◆ Extracted records:
○ ○ ○ ○ ○

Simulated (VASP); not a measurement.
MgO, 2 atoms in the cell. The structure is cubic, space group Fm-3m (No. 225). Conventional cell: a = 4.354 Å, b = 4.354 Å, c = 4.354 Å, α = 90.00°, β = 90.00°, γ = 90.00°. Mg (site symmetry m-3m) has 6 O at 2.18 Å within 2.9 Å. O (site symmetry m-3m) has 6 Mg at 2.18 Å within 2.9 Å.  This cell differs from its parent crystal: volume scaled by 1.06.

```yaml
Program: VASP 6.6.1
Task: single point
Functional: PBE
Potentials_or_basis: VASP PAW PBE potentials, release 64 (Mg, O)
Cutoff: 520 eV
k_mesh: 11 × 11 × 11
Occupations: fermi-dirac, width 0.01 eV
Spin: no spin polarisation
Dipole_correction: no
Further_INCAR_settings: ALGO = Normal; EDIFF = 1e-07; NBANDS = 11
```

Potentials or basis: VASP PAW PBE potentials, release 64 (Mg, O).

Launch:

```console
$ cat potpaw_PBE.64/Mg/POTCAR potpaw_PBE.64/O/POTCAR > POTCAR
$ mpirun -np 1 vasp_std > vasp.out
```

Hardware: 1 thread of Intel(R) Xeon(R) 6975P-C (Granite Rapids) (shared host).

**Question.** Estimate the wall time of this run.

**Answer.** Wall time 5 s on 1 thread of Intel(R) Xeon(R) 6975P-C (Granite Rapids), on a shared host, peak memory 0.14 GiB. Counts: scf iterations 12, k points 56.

○ ○ ○ ○ ○

◆ Work instruction:
Transcribe all of the material above so that it matches the source exactly.

◆ Problem solution:
Simulated (VASP); not a measurement.
MgO, 2 atoms in the cell. The structure is cubic, space group Fm-3m (No. 225). Conventional cell: a = 4.354 Å, b = 4.354 Å, c = 4.354 Å, α = 90.00°, β = 90.00°, γ = 90.00°. Mg (site symmetry m-3m) has 6 O at 2.18 Å within 2.9 Å. O (site symmetry m-3m) has 6 Mg at 2.18 Å within 2.9 Å.  This cell differs from its parent crystal: volume scaled by 1.06.

```yaml
Program: VASP 6.6.1
Task: single point
Functional: PBE
Potentials_or_basis: VASP PAW PBE potentials, release 64 (Mg, O)
Cutoff: 520 eV
k_mesh: 11 × 11 × 11
Occupations: fermi-dirac, width 0.01 eV
Spin: no spin polarisation
Dipole_correction: no
Further_INCAR_settings: ALGO = Normal; EDIFF = 1e-07; NBANDS = 11
```

Potentials or basis: VASP PAW PBE potentials, release 64 (Mg, O).

Launch:

```console
$ cat potpaw_PBE.64/Mg/POTCAR potpaw_PBE.64/O/POTCAR > POTCAR
$ mpirun -np 1 vasp_std > vasp.out
```

Hardware: 1 thread of Intel(R) Xeon(R) 6975P-C (Granite Rapids) (shared host).

**Question.** Estimate the wall time of this run.

**Answer.** Wall time 5 s on 1 thread of Intel(R) Xeon(R) 6975P-C (Granite Rapids), on a shared host, peak memory 0.14 GiB. Counts: scf iterations 12, k points 56.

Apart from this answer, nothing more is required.